▶ LISTED RECORDS:

[Start of Attachment]

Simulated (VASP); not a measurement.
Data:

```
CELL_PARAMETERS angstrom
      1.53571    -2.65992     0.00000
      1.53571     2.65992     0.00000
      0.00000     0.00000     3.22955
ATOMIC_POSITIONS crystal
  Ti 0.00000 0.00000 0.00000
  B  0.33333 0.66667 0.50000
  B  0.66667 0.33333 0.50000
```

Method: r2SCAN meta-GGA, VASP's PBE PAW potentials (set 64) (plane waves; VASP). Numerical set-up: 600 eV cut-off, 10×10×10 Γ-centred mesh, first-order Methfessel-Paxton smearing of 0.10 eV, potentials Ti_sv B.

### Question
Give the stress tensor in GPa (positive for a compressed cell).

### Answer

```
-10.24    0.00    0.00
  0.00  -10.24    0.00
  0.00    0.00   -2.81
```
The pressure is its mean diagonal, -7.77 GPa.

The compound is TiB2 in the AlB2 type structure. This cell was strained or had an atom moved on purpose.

[End of Attachment]

▶ WORK ORDER: Reproduce every entry shown above, precisely as it stands.

▶ TASK OUTPUT:
Simulated (VASP); not a measurement.
Data:

```
CELL_PARAMETERS angstrom
      1.53571    -2.65992     0.00000
      1.53571     2.65992     0.00000
      0.00000     0.00000     3.22955
ATOMIC_POSITIONS crystal
  Ti 0.00000 0.00000 0.00000
  B  0.33333 0.66667 0.50000
  B  0.66667 0.33333 0.50000
```

Method: r2SCAN meta-GGA, VASP's PBE PAW potentials (set 64) (plane waves; VASP). Numerical set-up: 600 eV cut-off, 10×10×10 Γ-centred mesh, first-order Methfessel-Paxton smearing of 0.10 eV, potentials Ti_sv B.

### Question
Give the stress tensor in GPa (positive for a compressed cell).

### Answer

```
-10.24    0.00    0.00
  0.00  -10.24    0.00
  0.00    0.00   -2.81
```
The pressure is its mean diagonal, -7.77 GPa.

The compound is TiB2 in the AlB2 type structure. This cell was strained or had an atom moved on purpose.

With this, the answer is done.